## Action item
The answer should be an exact repeat of the stretch of material below from the line containing "One way to write" through the line containing "at 5.03 eV)".

______

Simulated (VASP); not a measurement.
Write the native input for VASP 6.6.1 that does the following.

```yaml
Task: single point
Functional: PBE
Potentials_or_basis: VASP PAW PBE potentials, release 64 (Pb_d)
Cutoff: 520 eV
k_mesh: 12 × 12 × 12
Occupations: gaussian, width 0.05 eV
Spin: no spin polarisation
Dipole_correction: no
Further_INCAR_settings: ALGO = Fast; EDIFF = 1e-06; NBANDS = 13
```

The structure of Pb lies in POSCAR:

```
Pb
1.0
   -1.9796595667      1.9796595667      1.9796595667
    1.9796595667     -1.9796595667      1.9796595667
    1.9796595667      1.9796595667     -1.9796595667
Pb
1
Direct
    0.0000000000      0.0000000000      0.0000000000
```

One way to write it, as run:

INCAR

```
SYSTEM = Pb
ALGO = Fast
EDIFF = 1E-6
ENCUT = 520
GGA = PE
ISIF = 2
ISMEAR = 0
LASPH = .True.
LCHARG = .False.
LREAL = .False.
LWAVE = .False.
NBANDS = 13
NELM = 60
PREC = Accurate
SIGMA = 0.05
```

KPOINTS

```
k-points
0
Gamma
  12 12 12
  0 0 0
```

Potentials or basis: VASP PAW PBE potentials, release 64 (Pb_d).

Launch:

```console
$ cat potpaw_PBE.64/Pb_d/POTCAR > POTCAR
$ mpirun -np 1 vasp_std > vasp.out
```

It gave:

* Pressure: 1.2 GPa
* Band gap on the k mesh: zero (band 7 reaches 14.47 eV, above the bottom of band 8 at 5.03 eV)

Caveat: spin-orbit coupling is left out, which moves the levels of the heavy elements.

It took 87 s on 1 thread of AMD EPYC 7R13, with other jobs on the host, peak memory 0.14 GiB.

______

## Answer box
One way to write it, as run:

INCAR

```
SYSTEM = Pb
ALGO = Fast
EDIFF = 1E-6
ENCUT = 520
GGA = PE
ISIF = 2
ISMEAR = 0
LASPH = .True.
LCHARG = .False.
LREAL = .False.
LWAVE = .False.
NBANDS = 13
NELM = 60
PREC = Accurate
SIGMA = 0.05
```

KPOINTS

```
k-points
0
Gamma
  12 12 12
  0 0 0
```

Potentials or basis: VASP PAW PBE potentials, release 64 (Pb_d).

Launch:

```console
$ cat potpaw_PBE.64/Pb_d/POTCAR > POTCAR
$ mpirun -np 1 vasp_std > vasp.out
```

It gave:

* Pressure: 1.2 GPa
* Band gap on the k mesh: zero (band 7 reaches 14.47 eV, above the bottom of band 8 at 5.03 eV)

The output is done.